Work order —
Without changing anything, transcribe all of the entries.

Supplied data —
....

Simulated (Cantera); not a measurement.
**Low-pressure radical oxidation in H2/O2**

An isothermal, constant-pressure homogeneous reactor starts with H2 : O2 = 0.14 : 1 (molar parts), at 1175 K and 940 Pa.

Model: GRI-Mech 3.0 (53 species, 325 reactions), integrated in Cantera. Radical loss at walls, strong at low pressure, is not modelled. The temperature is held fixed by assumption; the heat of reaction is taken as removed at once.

....

Task output —
Simulated (Cantera); not a measurement.
**Low-pressure radical oxidation in H2/O2**

An isothermal, constant-pressure homogeneous reactor starts with H2 : O2 = 0.14 : 1 (molar parts), at 1175 K and 940 Pa.

Model: GRI-Mech 3.0 (53 species, 325 reactions), integrated in Cantera. Radical loss at walls, strong at low pressure, is not modelled. The temperature is held fixed by assumption; the heat of reaction is taken as removed at once.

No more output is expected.